**EXERCISE**:
Send back the records in full, character for character.

**RECORD EXCERPTS**:
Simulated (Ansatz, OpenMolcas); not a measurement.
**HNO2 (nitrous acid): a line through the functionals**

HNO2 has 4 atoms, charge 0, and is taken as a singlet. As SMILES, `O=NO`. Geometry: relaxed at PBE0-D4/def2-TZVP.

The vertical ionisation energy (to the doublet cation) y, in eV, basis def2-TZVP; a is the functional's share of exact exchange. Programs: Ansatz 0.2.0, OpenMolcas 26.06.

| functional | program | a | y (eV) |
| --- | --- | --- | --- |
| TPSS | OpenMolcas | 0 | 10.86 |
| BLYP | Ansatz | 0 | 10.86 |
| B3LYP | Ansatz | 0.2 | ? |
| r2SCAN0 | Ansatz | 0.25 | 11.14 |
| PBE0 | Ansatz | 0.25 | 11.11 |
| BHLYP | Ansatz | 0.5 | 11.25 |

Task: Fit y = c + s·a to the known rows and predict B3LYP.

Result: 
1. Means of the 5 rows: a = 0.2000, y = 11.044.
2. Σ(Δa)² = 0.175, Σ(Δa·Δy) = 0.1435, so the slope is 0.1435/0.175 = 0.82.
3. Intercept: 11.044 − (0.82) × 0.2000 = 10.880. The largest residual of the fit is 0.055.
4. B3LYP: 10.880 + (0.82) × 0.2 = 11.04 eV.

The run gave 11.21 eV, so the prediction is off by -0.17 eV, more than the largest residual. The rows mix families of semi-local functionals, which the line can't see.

**WRITTEN RESPONSE**:
Simulated (Ansatz, OpenMolcas); not a measurement.
**HNO2 (nitrous acid): a line through the functionals**

HNO2 has 4 atoms, charge 0, and is taken as a singlet. As SMILES, `O=NO`. Geometry: relaxed at PBE0-D4/def2-TZVP.

The vertical ionisation energy (to the doublet cation) y, in eV, basis def2-TZVP; a is the functional's share of exact exchange. Programs: Ansatz 0.2.0, OpenMolcas 26.06.

| functional | program | a | y (eV) |
| --- | --- | --- | --- |
| TPSS | OpenMolcas | 0 | 10.86 |
| BLYP | Ansatz | 0 | 10.86 |
| B3LYP | Ansatz | 0.2 | ? |
| r2SCAN0 | Ansatz | 0.25 | 11.14 |
| PBE0 | Ansatz | 0.25 | 11.11 |
| BHLYP | Ansatz | 0.5 | 11.25 |

Task: Fit y = c + s·a to the known rows and predict B3LYP.

Result: 
1. Means of the 5 rows: a = 0.2000, y = 11.044.
2. Σ(Δa)² = 0.175, Σ(Δa·Δy) = 0.1435, so the slope is 0.1435/0.175 = 0.82.
3. Intercept: 11.044 − (0.82) × 0.2000 = 10.880. The largest residual of the fit is 0.055.
4. B3LYP: 10.880 + (0.82) × 0.2 = 11.04 eV.

The run gave 11.21 eV, so the prediction is off by -0.17 eV, more than the largest residual. The rows mix families of semi-local functionals, which the line can't see.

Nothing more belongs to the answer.